> Information shown
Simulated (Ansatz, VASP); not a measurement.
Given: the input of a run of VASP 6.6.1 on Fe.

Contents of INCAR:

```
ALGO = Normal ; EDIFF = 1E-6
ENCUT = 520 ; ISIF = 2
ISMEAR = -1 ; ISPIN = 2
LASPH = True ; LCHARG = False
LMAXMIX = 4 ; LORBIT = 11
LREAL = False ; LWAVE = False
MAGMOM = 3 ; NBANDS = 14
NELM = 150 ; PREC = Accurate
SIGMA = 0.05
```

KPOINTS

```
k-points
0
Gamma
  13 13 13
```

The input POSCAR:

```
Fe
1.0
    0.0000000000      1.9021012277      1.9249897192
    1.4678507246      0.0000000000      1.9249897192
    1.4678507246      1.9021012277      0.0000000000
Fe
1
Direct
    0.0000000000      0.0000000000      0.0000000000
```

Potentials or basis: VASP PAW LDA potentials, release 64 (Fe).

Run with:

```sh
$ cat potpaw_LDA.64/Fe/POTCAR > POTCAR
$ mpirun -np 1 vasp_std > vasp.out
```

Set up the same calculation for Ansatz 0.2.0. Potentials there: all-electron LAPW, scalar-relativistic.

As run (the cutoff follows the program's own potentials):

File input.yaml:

> Work order
Lines from the top of the entries through the line with "As run (the" are to be transcribed exactly, and nothing more.

> Result
Simulated (Ansatz, VASP); not a measurement.
Given: the input of a run of VASP 6.6.1 on Fe.

Contents of INCAR:

```
ALGO = Normal ; EDIFF = 1E-6
ENCUT = 520 ; ISIF = 2
ISMEAR = -1 ; ISPIN = 2
LASPH = True ; LCHARG = False
LMAXMIX = 4 ; LORBIT = 11
LREAL = False ; LWAVE = False
MAGMOM = 3 ; NBANDS = 14
NELM = 150 ; PREC = Accurate
SIGMA = 0.05
```

KPOINTS

```
k-points
0
Gamma
  13 13 13
```

The input POSCAR:

```
Fe
1.0
    0.0000000000      1.9021012277      1.9249897192
    1.4678507246      0.0000000000      1.9249897192
    1.4678507246      1.9021012277      0.0000000000
Fe
1
Direct
    0.0000000000      0.0000000000      0.0000000000
```

Potentials or basis: VASP PAW LDA potentials, release 64 (Fe).

Run with:

```sh
$ cat potpaw_LDA.64/Fe/POTCAR > POTCAR
$ mpirun -np 1 vasp_std > vasp.out
```

Set up the same calculation for Ansatz 0.2.0. Potentials there: all-electron LAPW, scalar-relativistic.

As run (the cutoff follows the program's own potentials):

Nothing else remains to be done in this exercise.